**Work task**
Please output the section of the listing below that opens with the line containing "2) | 337.4 | ? |" and closes with the line containing "Q: Fit a straight", exactly and with nothing else.

*** Study material ***

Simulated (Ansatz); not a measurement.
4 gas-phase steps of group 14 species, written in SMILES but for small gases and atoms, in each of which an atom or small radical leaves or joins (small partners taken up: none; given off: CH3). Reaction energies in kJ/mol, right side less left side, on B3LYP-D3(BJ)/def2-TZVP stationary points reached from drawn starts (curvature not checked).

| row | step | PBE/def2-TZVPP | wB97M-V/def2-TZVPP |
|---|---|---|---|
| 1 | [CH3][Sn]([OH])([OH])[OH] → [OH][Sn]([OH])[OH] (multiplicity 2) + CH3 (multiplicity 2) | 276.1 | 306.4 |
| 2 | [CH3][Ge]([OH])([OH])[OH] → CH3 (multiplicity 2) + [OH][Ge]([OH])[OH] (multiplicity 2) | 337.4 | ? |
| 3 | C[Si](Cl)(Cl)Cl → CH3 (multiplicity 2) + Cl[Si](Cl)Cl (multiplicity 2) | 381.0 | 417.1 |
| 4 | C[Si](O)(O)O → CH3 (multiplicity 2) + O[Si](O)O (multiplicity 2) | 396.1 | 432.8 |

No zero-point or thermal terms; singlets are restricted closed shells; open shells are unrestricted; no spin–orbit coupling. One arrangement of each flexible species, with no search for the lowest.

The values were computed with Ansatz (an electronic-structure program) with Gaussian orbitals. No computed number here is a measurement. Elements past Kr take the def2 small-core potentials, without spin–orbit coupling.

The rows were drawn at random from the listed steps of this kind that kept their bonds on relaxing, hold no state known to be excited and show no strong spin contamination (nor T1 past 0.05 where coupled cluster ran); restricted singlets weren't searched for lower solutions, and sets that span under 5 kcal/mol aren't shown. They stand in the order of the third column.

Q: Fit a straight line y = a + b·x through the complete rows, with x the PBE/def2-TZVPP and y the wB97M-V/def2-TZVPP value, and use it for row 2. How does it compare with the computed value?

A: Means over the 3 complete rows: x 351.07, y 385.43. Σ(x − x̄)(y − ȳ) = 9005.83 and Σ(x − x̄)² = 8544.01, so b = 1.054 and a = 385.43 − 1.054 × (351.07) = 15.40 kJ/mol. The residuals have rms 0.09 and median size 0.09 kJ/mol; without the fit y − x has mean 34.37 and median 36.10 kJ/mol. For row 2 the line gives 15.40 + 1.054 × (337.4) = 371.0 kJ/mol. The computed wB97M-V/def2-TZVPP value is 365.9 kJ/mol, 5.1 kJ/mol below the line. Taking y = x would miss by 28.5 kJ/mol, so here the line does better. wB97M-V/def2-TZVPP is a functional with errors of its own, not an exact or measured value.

*** End of Study material ***

**Response area**
| 2 | [CH3][Ge]([OH])([OH])[OH] → CH3 (multiplicity 2) + [OH][Ge]([OH])[OH] (multiplicity 2) | 337.4 | ? |
| 3 | C[Si](Cl)(Cl)Cl → CH3 (multiplicity 2) + Cl[Si](Cl)Cl (multiplicity 2) | 381.0 | 417.1 |
| 4 | C[Si](O)(O)O → CH3 (multiplicity 2) + O[Si](O)O (multiplicity 2) | 396.1 | 432.8 |

No zero-point or thermal terms; singlets are restricted closed shells; open shells are unrestricted; no spin–orbit coupling. One arrangement of each flexible species, with no search for the lowest.

The values were computed with Ansatz (an electronic-structure program) with Gaussian orbitals. No computed number here is a measurement. Elements past Kr take the def2 small-core potentials, without spin–orbit coupling.

The rows were drawn at random from the listed steps of this kind that kept their bonds on relaxing, hold no state known to be excited and show no strong spin contamination (nor T1 past 0.05 where coupled cluster ran); restricted singlets weren't searched for lower solutions, and sets that span under 5 kcal/mol aren't shown. They stand in the order of the third column.

Q: Fit a straight line y = a + b·x through the complete rows, with x the PBE/def2-TZVPP and y the wB97M-V/def2-TZVPP value, and use it for row 2. How does it compare with the computed value?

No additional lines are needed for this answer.